GIVEN DATA:
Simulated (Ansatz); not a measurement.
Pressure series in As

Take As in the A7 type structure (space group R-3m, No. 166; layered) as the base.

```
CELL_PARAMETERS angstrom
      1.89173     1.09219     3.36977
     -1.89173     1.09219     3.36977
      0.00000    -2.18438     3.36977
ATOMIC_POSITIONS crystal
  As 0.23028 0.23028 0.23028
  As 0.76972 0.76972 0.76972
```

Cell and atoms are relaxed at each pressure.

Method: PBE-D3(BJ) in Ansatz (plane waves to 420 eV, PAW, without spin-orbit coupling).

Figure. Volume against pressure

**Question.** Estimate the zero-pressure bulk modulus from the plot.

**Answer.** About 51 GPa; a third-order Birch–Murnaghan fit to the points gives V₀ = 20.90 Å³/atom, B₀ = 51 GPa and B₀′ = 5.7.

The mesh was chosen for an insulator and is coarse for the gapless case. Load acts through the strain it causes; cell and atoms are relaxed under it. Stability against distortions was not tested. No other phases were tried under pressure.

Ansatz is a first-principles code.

WORK REQUEST: Starting with the first line above and ending with the line that holds "The mesh was", restate each line word for word and add nothing else.

PROBLEM SOLUTION:
Simulated (Ansatz); not a measurement.
Pressure series in As

Take As in the A7 type structure (space group R-3m, No. 166; layered) as the base.

```
CELL_PARAMETERS angstrom
      1.89173     1.09219     3.36977
     -1.89173     1.09219     3.36977
      0.00000    -2.18438     3.36977
ATOMIC_POSITIONS crystal
  As 0.23028 0.23028 0.23028
  As 0.76972 0.76972 0.76972
```

Cell and atoms are relaxed at each pressure.

Method: PBE-D3(BJ) in Ansatz (plane waves to 420 eV, PAW, without spin-orbit coupling).

Figure. Volume against pressure

**Question.** Estimate the zero-pressure bulk modulus from the plot.

**Answer.** About 51 GPa; a third-order Birch–Murnaghan fit to the points gives V₀ = 20.90 Å³/atom, B₀ = 51 GPa and B₀′ = 5.7.

The mesh was chosen for an insulator and is coarse for the gapless case. Load acts through the strain it causes; cell and atoms are relaxed under it. Stability against distortions was not tested. No other phases were tried under pressure.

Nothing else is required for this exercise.